WORK ORDER:
From the first record below to the last, retype each one exactly.

RECORDED DATA:
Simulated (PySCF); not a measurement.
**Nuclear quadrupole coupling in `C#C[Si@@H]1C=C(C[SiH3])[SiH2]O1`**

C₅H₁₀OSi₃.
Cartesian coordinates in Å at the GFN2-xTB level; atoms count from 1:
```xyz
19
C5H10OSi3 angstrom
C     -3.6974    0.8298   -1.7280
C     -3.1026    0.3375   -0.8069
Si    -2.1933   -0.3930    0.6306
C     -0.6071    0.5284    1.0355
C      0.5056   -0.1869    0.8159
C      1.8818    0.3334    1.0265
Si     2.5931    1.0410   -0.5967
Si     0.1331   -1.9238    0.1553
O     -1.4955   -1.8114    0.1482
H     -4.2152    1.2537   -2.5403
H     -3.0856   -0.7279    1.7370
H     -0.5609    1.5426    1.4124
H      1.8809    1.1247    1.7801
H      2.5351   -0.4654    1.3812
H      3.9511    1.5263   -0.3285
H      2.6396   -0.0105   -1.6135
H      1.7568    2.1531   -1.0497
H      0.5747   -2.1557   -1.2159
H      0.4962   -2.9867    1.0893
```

TASK SOLUTION:
Simulated (PySCF); not a measurement.
**Nuclear quadrupole coupling in `C#C[Si@@H]1C=C(C[SiH3])[SiH2]O1`**

C₅H₁₀OSi₃.
Cartesian coordinates in Å at the GFN2-xTB level; atoms count from 1:
```xyz
19
C5H10OSi3 angstrom
C     -3.6974    0.8298   -1.7280
C     -3.1026    0.3375   -0.8069
Si    -2.1933   -0.3930    0.6306
C     -0.6071    0.5284    1.0355
C      0.5056   -0.1869    0.8159
C      1.8818    0.3334    1.0265
Si     2.5931    1.0410   -0.5967
Si     0.1331   -1.9238    0.1553
O     -1.4955   -1.8114    0.1482
H     -4.2152    1.2537   -2.5403
H     -3.0856   -0.7279    1.7370
H     -0.5609    1.5426    1.4124
H      1.8809    1.1247    1.7801
H      2.5351   -0.4654    1.3812
H      3.9511    1.5263   -0.3285
H      2.6396   -0.0105   -1.6135
H      1.7568    2.1531   -1.0497
H      0.5747   -2.1557   -1.2159
H      0.4962   -2.9867    1.0893
```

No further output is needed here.